==== RECORD EXTRACTS

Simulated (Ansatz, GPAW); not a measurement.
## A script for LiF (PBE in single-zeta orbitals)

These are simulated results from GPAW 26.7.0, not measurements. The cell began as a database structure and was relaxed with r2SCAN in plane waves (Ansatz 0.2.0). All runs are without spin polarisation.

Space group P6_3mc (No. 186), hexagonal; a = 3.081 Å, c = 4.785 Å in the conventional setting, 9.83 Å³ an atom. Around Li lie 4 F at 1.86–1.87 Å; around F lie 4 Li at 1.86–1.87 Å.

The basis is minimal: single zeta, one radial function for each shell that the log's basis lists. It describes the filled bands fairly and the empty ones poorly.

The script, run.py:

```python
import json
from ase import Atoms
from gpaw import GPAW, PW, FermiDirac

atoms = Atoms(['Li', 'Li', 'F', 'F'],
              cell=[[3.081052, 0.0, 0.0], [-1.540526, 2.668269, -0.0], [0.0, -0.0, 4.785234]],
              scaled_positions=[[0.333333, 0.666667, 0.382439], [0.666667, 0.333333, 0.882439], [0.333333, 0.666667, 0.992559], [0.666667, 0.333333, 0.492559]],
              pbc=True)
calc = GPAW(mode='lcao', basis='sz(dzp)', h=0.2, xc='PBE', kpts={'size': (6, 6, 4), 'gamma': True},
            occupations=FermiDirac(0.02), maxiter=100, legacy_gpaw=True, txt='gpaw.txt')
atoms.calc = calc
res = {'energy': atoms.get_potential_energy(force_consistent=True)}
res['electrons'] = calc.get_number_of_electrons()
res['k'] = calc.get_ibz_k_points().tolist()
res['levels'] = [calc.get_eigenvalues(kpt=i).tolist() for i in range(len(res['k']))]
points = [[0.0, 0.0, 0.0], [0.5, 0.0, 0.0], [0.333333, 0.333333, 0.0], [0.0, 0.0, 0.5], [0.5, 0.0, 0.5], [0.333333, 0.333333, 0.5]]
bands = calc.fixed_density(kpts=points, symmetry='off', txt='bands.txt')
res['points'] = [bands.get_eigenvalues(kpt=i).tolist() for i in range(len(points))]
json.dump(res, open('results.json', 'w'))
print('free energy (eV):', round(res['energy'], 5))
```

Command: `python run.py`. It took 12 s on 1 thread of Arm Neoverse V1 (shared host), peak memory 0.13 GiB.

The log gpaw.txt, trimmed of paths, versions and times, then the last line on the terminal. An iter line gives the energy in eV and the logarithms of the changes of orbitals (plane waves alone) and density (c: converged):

========

- WORK ORDER
Reprint exactly the lines above that start at the one with "## A script" and end at the one with "These are simulated", keeping both and adding none.

- TASK RESPONSE
## A script for LiF (PBE in single-zeta orbitals)

These are simulated results from GPAW 26.7.0, not measurements. The cell began as a database structure and was relaxed with r2SCAN in plane waves (Ansatz 0.2.0). All runs are without spin polarisation.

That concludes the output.